# GIVEN INFORMATION:
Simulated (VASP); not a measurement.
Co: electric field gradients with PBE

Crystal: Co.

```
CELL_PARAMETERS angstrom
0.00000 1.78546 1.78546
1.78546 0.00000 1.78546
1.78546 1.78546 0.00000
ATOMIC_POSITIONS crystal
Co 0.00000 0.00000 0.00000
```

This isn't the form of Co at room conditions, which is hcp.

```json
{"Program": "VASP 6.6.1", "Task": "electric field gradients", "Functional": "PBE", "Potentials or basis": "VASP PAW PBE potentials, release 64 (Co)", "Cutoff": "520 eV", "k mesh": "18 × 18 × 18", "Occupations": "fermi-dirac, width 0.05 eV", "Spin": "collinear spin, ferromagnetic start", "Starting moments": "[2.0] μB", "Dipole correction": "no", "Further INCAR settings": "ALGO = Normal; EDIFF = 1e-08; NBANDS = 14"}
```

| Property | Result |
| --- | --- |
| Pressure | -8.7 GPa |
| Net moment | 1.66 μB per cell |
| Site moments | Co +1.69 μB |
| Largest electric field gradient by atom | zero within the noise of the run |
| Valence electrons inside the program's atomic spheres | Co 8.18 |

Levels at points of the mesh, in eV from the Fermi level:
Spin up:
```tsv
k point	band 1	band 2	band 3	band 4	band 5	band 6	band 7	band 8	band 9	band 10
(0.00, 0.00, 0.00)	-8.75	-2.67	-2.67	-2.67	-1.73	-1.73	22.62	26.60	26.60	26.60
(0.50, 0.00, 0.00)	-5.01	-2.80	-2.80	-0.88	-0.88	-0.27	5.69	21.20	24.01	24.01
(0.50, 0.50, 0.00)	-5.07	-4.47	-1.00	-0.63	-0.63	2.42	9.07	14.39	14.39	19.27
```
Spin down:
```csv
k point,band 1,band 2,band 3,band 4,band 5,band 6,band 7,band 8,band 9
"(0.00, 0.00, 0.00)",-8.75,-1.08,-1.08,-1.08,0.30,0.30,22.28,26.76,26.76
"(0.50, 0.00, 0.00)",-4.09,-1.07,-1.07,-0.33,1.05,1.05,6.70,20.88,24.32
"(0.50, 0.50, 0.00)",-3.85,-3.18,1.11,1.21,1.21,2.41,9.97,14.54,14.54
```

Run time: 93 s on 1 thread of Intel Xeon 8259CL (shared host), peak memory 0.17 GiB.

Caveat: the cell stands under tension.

# WORK REQUEST:
Your output should be the listing's lines, exact and complete, from its first line to the line that contains "Property | Result |", inclusive.

# ANSWER SECTION:
Simulated (VASP); not a measurement.
Co: electric field gradients with PBE

Crystal: Co.

```
CELL_PARAMETERS angstrom
0.00000 1.78546 1.78546
1.78546 0.00000 1.78546
1.78546 1.78546 0.00000
ATOMIC_POSITIONS crystal
Co 0.00000 0.00000 0.00000
```

This isn't the form of Co at room conditions, which is hcp.

```json
{"Program": "VASP 6.6.1", "Task": "electric field gradients", "Functional": "PBE", "Potentials or basis": "VASP PAW PBE potentials, release 64 (Co)", "Cutoff": "520 eV", "k mesh": "18 × 18 × 18", "Occupations": "fermi-dirac, width 0.05 eV", "Spin": "collinear spin, ferromagnetic start", "Starting moments": "[2.0] μB", "Dipole correction": "no", "Further INCAR settings": "ALGO = Normal; EDIFF = 1e-08; NBANDS = 14"}
```

| Property | Result |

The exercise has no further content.